The entries that follow include a run beginning at the line with "Alike in all" and ending at the line with "A k mesh can"; restate that run word for word and leave the rest out.

***** Dataset extract

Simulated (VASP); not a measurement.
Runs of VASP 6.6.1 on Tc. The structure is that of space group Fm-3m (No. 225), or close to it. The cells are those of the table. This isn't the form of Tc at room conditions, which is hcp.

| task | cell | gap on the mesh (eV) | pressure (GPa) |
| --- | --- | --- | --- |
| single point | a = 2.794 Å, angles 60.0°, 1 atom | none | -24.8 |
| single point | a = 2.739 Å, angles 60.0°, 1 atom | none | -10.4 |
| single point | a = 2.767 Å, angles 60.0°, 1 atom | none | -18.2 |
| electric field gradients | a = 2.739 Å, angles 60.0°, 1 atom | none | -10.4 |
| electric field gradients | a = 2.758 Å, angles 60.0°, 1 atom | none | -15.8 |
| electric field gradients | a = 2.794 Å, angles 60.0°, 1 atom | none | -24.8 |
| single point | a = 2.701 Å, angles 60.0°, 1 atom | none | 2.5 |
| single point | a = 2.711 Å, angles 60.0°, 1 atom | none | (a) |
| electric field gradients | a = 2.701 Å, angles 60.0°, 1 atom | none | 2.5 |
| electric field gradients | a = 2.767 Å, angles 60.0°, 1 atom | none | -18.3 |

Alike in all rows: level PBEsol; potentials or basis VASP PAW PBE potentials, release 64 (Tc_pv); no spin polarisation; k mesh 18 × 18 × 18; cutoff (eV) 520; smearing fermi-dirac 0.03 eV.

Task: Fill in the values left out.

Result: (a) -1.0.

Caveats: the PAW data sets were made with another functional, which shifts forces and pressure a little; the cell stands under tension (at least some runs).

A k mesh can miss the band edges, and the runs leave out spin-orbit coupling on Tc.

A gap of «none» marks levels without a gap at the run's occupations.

**********

Task response:
Alike in all rows: level PBEsol; potentials or basis VASP PAW PBE potentials, release 64 (Tc_pv); no spin polarisation; k mesh 18 × 18 × 18; cutoff (eV) 520; smearing fermi-dirac 0.03 eV.

Task: Fill in the values left out.

Result: (a) -1.0.

Caveats: the PAW data sets were made with another functional, which shifts forces and pressure a little; the cell stands under tension (at least some runs).

A k mesh can miss the band edges, and the runs leave out spin-orbit coupling on Tc.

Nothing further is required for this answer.